BEGIN RECORDS SUPPLIED

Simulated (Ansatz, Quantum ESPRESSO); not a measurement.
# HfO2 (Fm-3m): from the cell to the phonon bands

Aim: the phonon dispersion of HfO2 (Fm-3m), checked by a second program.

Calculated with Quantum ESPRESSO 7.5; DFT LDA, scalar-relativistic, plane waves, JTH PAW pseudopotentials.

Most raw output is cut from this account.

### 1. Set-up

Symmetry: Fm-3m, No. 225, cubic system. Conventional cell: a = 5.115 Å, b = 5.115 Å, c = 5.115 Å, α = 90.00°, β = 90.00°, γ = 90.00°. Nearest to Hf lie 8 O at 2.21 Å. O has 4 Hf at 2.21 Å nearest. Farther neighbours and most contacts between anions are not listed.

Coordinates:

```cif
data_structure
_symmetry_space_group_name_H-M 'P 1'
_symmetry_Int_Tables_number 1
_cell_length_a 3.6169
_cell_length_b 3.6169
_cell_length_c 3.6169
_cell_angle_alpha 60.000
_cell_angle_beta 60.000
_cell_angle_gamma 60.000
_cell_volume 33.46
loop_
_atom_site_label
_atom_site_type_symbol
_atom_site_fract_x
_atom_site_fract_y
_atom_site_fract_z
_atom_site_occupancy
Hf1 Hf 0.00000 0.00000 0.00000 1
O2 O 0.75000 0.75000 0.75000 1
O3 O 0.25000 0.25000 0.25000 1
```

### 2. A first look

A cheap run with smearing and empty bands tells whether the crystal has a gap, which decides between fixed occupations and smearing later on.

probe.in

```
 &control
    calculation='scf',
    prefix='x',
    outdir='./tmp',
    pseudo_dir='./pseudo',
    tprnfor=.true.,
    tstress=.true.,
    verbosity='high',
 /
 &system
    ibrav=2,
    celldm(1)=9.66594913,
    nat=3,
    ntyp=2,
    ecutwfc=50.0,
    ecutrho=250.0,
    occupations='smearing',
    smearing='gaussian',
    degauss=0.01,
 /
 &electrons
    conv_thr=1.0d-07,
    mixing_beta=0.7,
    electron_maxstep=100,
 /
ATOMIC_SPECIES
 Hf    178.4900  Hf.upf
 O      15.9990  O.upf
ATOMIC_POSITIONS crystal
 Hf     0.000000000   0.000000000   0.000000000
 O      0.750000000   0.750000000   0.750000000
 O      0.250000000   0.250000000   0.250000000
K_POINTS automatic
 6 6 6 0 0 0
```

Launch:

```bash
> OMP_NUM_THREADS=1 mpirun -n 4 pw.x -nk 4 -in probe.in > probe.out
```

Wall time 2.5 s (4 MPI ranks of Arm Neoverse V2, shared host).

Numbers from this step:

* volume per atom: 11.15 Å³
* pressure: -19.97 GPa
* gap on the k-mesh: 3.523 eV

END RECORDS SUPPLIED

- **WORK ORDER**:
Could you repeat exactly the lines above from the line with "### 2. A first look" up to and including the line with "pressure: -19.97 GPa", and only those?

- **EXERCISE ANSWER**:
### 2. A first look

A cheap run with smearing and empty bands tells whether the crystal has a gap, which decides between fixed occupations and smearing later on.

probe.in

```
 &control
    calculation='scf',
    prefix='x',
    outdir='./tmp',
    pseudo_dir='./pseudo',
    tprnfor=.true.,
    tstress=.true.,
    verbosity='high',
 /
 &system
    ibrav=2,
    celldm(1)=9.66594913,
    nat=3,
    ntyp=2,
    ecutwfc=50.0,
    ecutrho=250.0,
    occupations='smearing',
    smearing='gaussian',
    degauss=0.01,
 /
 &electrons
    conv_thr=1.0d-07,
    mixing_beta=0.7,
    electron_maxstep=100,
 /
ATOMIC_SPECIES
 Hf    178.4900  Hf.upf
 O      15.9990  O.upf
ATOMIC_POSITIONS crystal
 Hf     0.000000000   0.000000000   0.000000000
 O      0.750000000   0.750000000   0.750000000
 O      0.250000000   0.250000000   0.250000000
K_POINTS automatic
 6 6 6 0 0 0
```

Launch:

```bash
> OMP_NUM_THREADS=1 mpirun -n 4 pw.x -nk 4 -in probe.in > probe.out
```

Wall time 2.5 s (4 MPI ranks of Arm Neoverse V2, shared host).

Numbers from this step:

* volume per atom: 11.15 Å³
* pressure: -19.97 GPa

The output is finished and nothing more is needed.